Work task
Every entry should be repeated exactly as written.

Record excerpts
###

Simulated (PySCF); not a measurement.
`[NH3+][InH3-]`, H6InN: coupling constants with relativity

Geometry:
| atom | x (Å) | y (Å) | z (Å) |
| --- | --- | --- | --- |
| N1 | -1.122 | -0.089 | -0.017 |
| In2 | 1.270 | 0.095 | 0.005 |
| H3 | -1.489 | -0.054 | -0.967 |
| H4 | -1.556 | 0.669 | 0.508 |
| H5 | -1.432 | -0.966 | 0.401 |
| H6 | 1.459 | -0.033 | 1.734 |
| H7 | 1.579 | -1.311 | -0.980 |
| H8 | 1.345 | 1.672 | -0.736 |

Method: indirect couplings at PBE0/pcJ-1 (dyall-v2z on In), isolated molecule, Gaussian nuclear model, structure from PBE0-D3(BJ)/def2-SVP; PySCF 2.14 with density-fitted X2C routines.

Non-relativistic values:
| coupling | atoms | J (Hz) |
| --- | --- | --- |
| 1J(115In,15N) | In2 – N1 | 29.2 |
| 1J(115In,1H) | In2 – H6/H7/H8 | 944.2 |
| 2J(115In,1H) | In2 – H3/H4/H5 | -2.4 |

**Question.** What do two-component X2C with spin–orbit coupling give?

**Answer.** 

###

Answer box
Simulated (PySCF); not a measurement.
`[NH3+][InH3-]`, H6InN: coupling constants with relativity

Geometry:
| atom | x (Å) | y (Å) | z (Å) |
| --- | --- | --- | --- |
| N1 | -1.122 | -0.089 | -0.017 |
| In2 | 1.270 | 0.095 | 0.005 |
| H3 | -1.489 | -0.054 | -0.967 |
| H4 | -1.556 | 0.669 | 0.508 |
| H5 | -1.432 | -0.966 | 0.401 |
| H6 | 1.459 | -0.033 | 1.734 |
| H7 | 1.579 | -1.311 | -0.980 |
| H8 | 1.345 | 1.672 | -0.736 |

Method: indirect couplings at PBE0/pcJ-1 (dyall-v2z on In), isolated molecule, Gaussian nuclear model, structure from PBE0-D3(BJ)/def2-SVP; PySCF 2.14 with density-fitted X2C routines.

Non-relativistic values:
| coupling | atoms | J (Hz) |
| --- | --- | --- |
| 1J(115In,15N) | In2 – N1 | 29.2 |
| 1J(115In,1H) | In2 – H6/H7/H8 | 944.2 |
| 2J(115In,1H) | In2 – H3/H4/H5 | -2.4 |

**Question.** What do two-component X2C with spin–orbit coupling give?

**Answer.** 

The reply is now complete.